■ **Information**
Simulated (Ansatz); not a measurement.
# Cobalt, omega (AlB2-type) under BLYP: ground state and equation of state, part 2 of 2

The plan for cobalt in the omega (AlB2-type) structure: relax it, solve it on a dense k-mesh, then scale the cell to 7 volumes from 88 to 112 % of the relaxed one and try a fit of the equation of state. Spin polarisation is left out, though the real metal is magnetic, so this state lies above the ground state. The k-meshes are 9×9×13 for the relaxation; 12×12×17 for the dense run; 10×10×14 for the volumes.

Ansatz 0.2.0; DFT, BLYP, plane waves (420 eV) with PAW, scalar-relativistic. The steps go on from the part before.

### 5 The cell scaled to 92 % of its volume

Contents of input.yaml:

■ **Action item**
In the entries above, find the line holding "# Cobalt, omega" and the line holding "### 5 The cell scaled to 92 % of its volume", then retype exactly those two lines and every line between them, and nothing else.

■ **Result**
# Cobalt, omega (AlB2-type) under BLYP: ground state and equation of state, part 2 of 2

The plan for cobalt in the omega (AlB2-type) structure: relax it, solve it on a dense k-mesh, then scale the cell to 7 volumes from 88 to 112 % of the relaxed one and try a fit of the equation of state. Spin polarisation is left out, though the real metal is magnetic, so this state lies above the ground state. The k-meshes are 9×9×13 for the relaxation; 12×12×17 for the dense run; 10×10×14 for the volumes.

Ansatz 0.2.0; DFT, BLYP, plane waves (420 eV) with PAW, scalar-relativistic. The steps go on from the part before.

### 5 The cell scaled to 92 % of its volume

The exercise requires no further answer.